▬▬▬▬▬▬▬▬▬▬

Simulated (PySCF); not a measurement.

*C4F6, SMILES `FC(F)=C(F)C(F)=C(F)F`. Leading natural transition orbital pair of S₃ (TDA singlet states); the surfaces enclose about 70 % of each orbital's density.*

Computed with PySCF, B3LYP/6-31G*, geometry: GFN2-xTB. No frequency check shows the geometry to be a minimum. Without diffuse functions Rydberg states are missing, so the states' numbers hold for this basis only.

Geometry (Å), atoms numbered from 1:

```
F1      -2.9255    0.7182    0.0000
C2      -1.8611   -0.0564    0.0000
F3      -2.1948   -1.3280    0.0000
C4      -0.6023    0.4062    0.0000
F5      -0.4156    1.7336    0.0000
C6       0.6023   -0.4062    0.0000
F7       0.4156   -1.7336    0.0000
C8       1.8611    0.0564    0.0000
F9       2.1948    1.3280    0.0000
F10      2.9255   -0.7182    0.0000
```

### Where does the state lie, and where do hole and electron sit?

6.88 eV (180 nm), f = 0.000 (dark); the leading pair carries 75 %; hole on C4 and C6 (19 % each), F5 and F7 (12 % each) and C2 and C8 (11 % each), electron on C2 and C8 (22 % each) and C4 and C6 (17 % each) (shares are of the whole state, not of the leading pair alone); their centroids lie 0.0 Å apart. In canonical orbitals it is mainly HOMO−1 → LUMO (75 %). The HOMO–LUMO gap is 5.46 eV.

▬▬▬▬▬▬▬▬▬▬

The whole listing needs copying. Write it out exactly.

Simulated (PySCF); not a measurement.

*C4F6, SMILES `FC(F)=C(F)C(F)=C(F)F`. Leading natural transition orbital pair of S₃ (TDA singlet states); the surfaces enclose about 70 % of each orbital's density.*

Computed with PySCF, B3LYP/6-31G*, geometry: GFN2-xTB. No frequency check shows the geometry to be a minimum. Without diffuse functions Rydberg states are missing, so the states' numbers hold for this basis only.

Geometry (Å), atoms numbered from 1:

```
F1      -2.9255    0.7182    0.0000
C2      -1.8611   -0.0564    0.0000
F3      -2.1948   -1.3280    0.0000
C4      -0.6023    0.4062    0.0000
F5      -0.4156    1.7336    0.0000
C6       0.6023   -0.4062    0.0000
F7       0.4156   -1.7336    0.0000
C8       1.8611    0.0564    0.0000
F9       2.1948    1.3280    0.0000
F10      2.9255   -0.7182    0.0000
```

### Where does the state lie, and where do hole and electron sit?

6.88 eV (180 nm), f = 0.000 (dark); the leading pair carries 75 %; hole on C4 and C6 (19 % each), F5 and F7 (12 % each) and C2 and C8 (11 % each), electron on C2 and C8 (22 % each) and C4 and C6 (17 % each) (shares are of the whole state, not of the leading pair alone); their centroids lie 0.0 Å apart. In canonical orbitals it is mainly HOMO−1 → LUMO (75 %). The HOMO–LUMO gap is 5.46 eV.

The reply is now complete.